Assigned task ->
Please return, with no alterations, the lines below from the very first through the one that contains "Task: At 1823".

=== Begin Enclosure ===

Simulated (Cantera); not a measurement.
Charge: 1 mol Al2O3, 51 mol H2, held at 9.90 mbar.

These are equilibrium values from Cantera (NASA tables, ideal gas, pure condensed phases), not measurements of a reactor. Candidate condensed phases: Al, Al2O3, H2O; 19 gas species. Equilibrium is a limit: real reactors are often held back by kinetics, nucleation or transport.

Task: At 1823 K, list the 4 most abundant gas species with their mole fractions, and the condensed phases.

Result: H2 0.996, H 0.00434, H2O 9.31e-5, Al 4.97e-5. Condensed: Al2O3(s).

=== End Enclosure ===

Exercise response ->
Simulated (Cantera); not a measurement.
Charge: 1 mol Al2O3, 51 mol H2, held at 9.90 mbar.

These are equilibrium values from Cantera (NASA tables, ideal gas, pure condensed phases), not measurements of a reactor. Candidate condensed phases: Al, Al2O3, H2O; 19 gas species. Equilibrium is a limit: real reactors are often held back by kinetics, nucleation or transport.

Task: At 1823 K, list the 4 most abundant gas species with their mole fractions, and the condensed phases.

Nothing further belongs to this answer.